**SUPPLIED MATERIAL:**
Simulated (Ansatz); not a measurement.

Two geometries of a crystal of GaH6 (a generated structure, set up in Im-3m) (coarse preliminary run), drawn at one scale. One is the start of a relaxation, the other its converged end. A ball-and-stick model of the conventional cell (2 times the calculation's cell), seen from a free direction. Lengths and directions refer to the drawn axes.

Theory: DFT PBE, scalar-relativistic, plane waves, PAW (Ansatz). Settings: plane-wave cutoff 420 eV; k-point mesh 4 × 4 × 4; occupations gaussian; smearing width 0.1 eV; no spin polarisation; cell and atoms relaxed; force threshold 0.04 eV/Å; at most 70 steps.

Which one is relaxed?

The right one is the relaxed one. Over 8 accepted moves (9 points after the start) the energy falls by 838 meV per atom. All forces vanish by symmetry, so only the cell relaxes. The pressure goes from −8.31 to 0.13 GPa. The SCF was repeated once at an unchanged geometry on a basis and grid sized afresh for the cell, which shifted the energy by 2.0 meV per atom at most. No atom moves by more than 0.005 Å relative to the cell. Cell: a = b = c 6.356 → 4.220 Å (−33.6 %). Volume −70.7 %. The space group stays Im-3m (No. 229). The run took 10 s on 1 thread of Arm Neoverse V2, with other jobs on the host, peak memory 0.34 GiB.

**ASSIGNED TASK:**
A word-for-word repetition of the listing above is required.

**TASK RESPONSE:**
Simulated (Ansatz); not a measurement.

Two geometries of a crystal of GaH6 (a generated structure, set up in Im-3m) (coarse preliminary run), drawn at one scale. One is the start of a relaxation, the other its converged end. A ball-and-stick model of the conventional cell (2 times the calculation's cell), seen from a free direction. Lengths and directions refer to the drawn axes.

Theory: DFT PBE, scalar-relativistic, plane waves, PAW (Ansatz). Settings: plane-wave cutoff 420 eV; k-point mesh 4 × 4 × 4; occupations gaussian; smearing width 0.1 eV; no spin polarisation; cell and atoms relaxed; force threshold 0.04 eV/Å; at most 70 steps.

Which one is relaxed?

The right one is the relaxed one. Over 8 accepted moves (9 points after the start) the energy falls by 838 meV per atom. All forces vanish by symmetry, so only the cell relaxes. The pressure goes from −8.31 to 0.13 GPa. The SCF was repeated once at an unchanged geometry on a basis and grid sized afresh for the cell, which shifted the energy by 2.0 meV per atom at most. No atom moves by more than 0.005 Å relative to the cell. Cell: a = b = c 6.356 → 4.220 Å (−33.6 %). Volume −70.7 %. The space group stays Im-3m (No. 229). The run took 10 s on 1 thread of Arm Neoverse V2, with other jobs on the host, peak memory 0.34 GiB.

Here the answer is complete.